DATA FOR ANALYSIS section start
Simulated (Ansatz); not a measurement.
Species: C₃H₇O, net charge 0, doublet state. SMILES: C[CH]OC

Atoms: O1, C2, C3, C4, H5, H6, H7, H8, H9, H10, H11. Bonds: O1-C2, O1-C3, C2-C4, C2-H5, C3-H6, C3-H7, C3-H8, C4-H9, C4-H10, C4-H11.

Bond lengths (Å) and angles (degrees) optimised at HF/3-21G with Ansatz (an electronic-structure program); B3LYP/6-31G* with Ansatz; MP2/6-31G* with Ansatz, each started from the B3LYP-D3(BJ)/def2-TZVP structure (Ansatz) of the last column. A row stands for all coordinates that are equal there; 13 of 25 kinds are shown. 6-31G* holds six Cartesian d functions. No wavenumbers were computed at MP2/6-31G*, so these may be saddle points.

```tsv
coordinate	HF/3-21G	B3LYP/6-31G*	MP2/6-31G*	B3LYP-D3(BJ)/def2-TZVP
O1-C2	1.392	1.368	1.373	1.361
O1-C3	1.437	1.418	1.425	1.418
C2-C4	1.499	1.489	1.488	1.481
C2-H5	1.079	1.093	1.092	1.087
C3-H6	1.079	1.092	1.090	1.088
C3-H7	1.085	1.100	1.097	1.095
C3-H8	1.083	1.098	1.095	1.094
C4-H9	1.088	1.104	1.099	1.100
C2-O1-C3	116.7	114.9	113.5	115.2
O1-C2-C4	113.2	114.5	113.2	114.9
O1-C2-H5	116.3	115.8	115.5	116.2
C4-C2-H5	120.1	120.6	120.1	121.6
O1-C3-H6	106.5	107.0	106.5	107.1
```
DATA FOR ANALYSIS section end

BRIEF
Repeat the entries above exactly, from the first line through the line containing "C4-H9, C4-H10, C4-H11.".

PROBLEM SOLUTION
Simulated (Ansatz); not a measurement.
Species: C₃H₇O, net charge 0, doublet state. SMILES: C[CH]OC

Atoms: O1, C2, C3, C4, H5, H6, H7, H8, H9, H10, H11. Bonds: O1-C2, O1-C3, C2-C4, C2-H5, C3-H6, C3-H7, C3-H8, C4-H9, C4-H10, C4-H11.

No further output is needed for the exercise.